§ WORK TASK
Your response should consist of the lines below, printed exactly.

§ RECORDS SHOWN
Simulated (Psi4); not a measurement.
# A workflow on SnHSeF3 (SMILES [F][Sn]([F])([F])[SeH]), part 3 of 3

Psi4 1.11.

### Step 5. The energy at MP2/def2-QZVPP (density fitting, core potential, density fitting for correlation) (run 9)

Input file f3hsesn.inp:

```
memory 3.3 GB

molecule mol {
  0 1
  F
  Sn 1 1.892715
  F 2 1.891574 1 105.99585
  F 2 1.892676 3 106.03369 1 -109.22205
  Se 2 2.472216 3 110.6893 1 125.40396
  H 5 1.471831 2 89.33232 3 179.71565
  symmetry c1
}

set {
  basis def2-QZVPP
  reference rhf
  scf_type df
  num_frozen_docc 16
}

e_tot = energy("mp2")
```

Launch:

§ RESULT
Simulated (Psi4); not a measurement.
# A workflow on SnHSeF3 (SMILES [F][Sn]([F])([F])[SeH]), part 3 of 3

Psi4 1.11.

### Step 5. The energy at MP2/def2-QZVPP (density fitting, core potential, density fitting for correlation) (run 9)

Input file f3hsesn.inp:

```
memory 3.3 GB

molecule mol {
  0 1
  F
  Sn 1 1.892715
  F 2 1.891574 1 105.99585
  F 2 1.892676 3 106.03369 1 -109.22205
  Se 2 2.472216 3 110.6893 1 125.40396
  H 5 1.471831 2 89.33232 3 179.71565
  symmetry c1
}

set {
  basis def2-QZVPP
  reference rhf
  scf_type df
  num_frozen_docc 16
}

e_tot = energy("mp2")
```

Launch:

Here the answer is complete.